Your task is to quote the records from their first line through the line containing "No symmetry is", with nothing added or left out.

*** Stored data ***

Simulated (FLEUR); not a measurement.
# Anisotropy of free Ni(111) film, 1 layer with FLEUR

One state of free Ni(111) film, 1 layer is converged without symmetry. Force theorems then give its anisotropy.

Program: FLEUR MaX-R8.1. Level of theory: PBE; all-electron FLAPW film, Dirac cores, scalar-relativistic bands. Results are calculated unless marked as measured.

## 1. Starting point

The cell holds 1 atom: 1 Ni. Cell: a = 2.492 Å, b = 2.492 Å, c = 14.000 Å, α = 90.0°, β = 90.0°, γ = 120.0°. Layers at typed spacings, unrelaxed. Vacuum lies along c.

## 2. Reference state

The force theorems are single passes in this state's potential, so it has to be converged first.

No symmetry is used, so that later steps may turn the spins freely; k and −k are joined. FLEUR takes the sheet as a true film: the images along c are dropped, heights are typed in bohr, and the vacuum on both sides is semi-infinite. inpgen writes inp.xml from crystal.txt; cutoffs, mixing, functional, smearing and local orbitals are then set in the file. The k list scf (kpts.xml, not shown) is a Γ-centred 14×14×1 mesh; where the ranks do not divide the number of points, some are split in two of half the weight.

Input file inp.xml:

*** End of Stored data ***

#### Solution:
Simulated (FLEUR); not a measurement.
# Anisotropy of free Ni(111) film, 1 layer with FLEUR

One state of free Ni(111) film, 1 layer is converged without symmetry. Force theorems then give its anisotropy.

Program: FLEUR MaX-R8.1. Level of theory: PBE; all-electron FLAPW film, Dirac cores, scalar-relativistic bands. Results are calculated unless marked as measured.

## 1. Starting point

The cell holds 1 atom: 1 Ni. Cell: a = 2.492 Å, b = 2.492 Å, c = 14.000 Å, α = 90.0°, β = 90.0°, γ = 120.0°. Layers at typed spacings, unrelaxed. Vacuum lies along c.

## 2. Reference state

The force theorems are single passes in this state's potential, so it has to be converged first.

No symmetry is used, so that later steps may turn the spins freely; k and −k are joined. FLEUR takes the sheet as a true film: the images along c are dropped, heights are typed in bohr, and the vacuum on both sides is semi-infinite. inpgen writes inp.xml from crystal.txt; cutoffs, mixing, functional, smearing and local orbitals are then set in the file. The k list scf (kpts.xml, not shown) is a Γ-centred 14×14×1 mesh; where the ranks do not divide the number of points, some are split in two of half the weight.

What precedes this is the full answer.